▸ Data extracts:
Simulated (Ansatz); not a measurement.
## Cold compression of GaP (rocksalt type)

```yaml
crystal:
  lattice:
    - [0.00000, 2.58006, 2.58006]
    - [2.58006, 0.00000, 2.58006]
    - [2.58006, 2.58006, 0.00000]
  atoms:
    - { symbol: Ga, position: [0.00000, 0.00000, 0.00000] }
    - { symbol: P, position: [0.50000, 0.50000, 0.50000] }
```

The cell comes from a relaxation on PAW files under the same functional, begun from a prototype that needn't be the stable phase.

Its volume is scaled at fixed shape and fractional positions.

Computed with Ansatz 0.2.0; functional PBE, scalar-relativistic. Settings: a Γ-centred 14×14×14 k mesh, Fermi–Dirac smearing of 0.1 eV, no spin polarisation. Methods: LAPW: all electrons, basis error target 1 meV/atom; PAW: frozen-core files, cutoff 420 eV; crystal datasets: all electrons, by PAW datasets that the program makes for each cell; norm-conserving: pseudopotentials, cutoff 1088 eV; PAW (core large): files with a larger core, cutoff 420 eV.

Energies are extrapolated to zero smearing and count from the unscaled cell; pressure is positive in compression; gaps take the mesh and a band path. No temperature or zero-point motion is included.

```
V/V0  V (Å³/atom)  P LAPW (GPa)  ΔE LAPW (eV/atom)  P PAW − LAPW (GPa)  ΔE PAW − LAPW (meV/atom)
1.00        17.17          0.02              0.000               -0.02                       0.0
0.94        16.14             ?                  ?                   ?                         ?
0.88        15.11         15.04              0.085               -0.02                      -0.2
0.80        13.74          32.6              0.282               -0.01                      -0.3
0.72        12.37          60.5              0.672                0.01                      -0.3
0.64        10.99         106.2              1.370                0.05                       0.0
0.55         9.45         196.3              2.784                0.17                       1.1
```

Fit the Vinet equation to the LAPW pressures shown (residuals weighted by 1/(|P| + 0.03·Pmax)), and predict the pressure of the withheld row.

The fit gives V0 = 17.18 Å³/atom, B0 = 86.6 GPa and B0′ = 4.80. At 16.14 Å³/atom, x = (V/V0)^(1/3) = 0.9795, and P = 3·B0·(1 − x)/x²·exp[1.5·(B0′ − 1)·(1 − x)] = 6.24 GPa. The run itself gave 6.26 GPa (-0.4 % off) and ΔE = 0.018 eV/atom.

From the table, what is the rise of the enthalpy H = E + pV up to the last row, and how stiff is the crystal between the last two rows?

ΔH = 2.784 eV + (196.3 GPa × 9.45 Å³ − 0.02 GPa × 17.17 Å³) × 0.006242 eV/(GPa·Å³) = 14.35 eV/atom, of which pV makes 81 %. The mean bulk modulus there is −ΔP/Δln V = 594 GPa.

▸ Required action:
Once the line containing "Computed with Ansatz" has been written out, please stop; every line before it, back to the first line of the records above, should be given exactly.

▸ Task solution:
Simulated (Ansatz); not a measurement.
## Cold compression of GaP (rocksalt type)

```yaml
crystal:
  lattice:
    - [0.00000, 2.58006, 2.58006]
    - [2.58006, 0.00000, 2.58006]
    - [2.58006, 2.58006, 0.00000]
  atoms:
    - { symbol: Ga, position: [0.00000, 0.00000, 0.00000] }
    - { symbol: P, position: [0.50000, 0.50000, 0.50000] }
```

The cell comes from a relaxation on PAW files under the same functional, begun from a prototype that needn't be the stable phase.

Its volume is scaled at fixed shape and fractional positions.

Computed with Ansatz 0.2.0; functional PBE, scalar-relativistic. Settings: a Γ-centred 14×14×14 k mesh, Fermi–Dirac smearing of 0.1 eV, no spin polarisation. Methods: LAPW: all electrons, basis error target 1 meV/atom; PAW: frozen-core files, cutoff 420 eV; crystal datasets: all electrons, by PAW datasets that the program makes for each cell; norm-conserving: pseudopotentials, cutoff 1088 eV; PAW (core large): files with a larger core, cutoff 420 eV.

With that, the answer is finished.